■ MATERIAL SHOWN
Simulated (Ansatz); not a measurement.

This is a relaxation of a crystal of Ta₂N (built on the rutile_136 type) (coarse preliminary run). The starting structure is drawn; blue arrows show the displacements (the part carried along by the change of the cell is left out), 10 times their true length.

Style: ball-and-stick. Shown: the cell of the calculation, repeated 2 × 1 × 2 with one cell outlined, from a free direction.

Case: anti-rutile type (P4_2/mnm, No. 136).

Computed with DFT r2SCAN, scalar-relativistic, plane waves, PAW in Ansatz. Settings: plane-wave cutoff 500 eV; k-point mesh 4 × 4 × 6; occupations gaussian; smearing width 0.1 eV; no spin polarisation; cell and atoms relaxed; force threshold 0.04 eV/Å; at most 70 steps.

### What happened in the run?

■ REQUIREMENT
Repeat the data in full, matching each line exactly.

■ EXPECTED ANSWER
Simulated (Ansatz); not a measurement.

This is a relaxation of a crystal of Ta₂N (built on the rutile_136 type) (coarse preliminary run). The starting structure is drawn; blue arrows show the displacements (the part carried along by the change of the cell is left out), 10 times their true length.

Style: ball-and-stick. Shown: the cell of the calculation, repeated 2 × 1 × 2 with one cell outlined, from a free direction.

Case: anti-rutile type (P4_2/mnm, No. 136).

Computed with DFT r2SCAN, scalar-relativistic, plane waves, PAW in Ansatz. Settings: plane-wave cutoff 500 eV; k-point mesh 4 × 4 × 6; occupations gaussian; smearing width 0.1 eV; no spin polarisation; cell and atoms relaxed; force threshold 0.04 eV/Å; at most 70 steps.

### What happened in the run?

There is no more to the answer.